Content starts
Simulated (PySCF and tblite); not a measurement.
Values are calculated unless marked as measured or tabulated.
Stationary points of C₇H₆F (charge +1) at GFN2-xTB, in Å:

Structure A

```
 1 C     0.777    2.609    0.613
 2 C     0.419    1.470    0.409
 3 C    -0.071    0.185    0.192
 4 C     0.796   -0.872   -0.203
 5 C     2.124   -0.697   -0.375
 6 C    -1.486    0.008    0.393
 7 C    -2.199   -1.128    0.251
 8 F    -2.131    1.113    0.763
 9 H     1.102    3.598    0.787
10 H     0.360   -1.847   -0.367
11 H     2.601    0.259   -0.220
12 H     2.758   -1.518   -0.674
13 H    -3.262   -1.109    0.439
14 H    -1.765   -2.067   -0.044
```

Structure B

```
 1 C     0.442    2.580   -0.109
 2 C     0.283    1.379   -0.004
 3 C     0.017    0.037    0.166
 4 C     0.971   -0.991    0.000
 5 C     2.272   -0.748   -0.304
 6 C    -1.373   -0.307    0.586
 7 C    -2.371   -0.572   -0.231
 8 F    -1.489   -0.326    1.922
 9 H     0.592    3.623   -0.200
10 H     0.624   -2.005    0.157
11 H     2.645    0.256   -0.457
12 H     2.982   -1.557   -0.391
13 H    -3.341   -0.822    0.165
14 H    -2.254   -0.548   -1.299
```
Content ends

Task item: The records above need to be retyped in full, exactly as given.

Solution:
Simulated (PySCF and tblite); not a measurement.
Values are calculated unless marked as measured or tabulated.
Stationary points of C₇H₆F (charge +1) at GFN2-xTB, in Å:

Structure A

```
 1 C     0.777    2.609    0.613
 2 C     0.419    1.470    0.409
 3 C    -0.071    0.185    0.192
 4 C     0.796   -0.872   -0.203
 5 C     2.124   -0.697   -0.375
 6 C    -1.486    0.008    0.393
 7 C    -2.199   -1.128    0.251
 8 F    -2.131    1.113    0.763
 9 H     1.102    3.598    0.787
10 H     0.360   -1.847   -0.367
11 H     2.601    0.259   -0.220
12 H     2.758   -1.518   -0.674
13 H    -3.262   -1.109    0.439
14 H    -1.765   -2.067   -0.044
```

Structure B

```
 1 C     0.442    2.580   -0.109
 2 C     0.283    1.379   -0.004
 3 C     0.017    0.037    0.166
 4 C     0.971   -0.991    0.000
 5 C     2.272   -0.748   -0.304
 6 C    -1.373   -0.307    0.586
 7 C    -2.371   -0.572   -0.231
 8 F    -1.489   -0.326    1.922
 9 H     0.592    3.623   -0.200
10 H     0.624   -2.005    0.157
11 H     2.645    0.256   -0.457
12 H     2.982   -1.557   -0.391
13 H    -3.341   -0.822    0.165
14 H    -2.254   -0.548   -1.299
```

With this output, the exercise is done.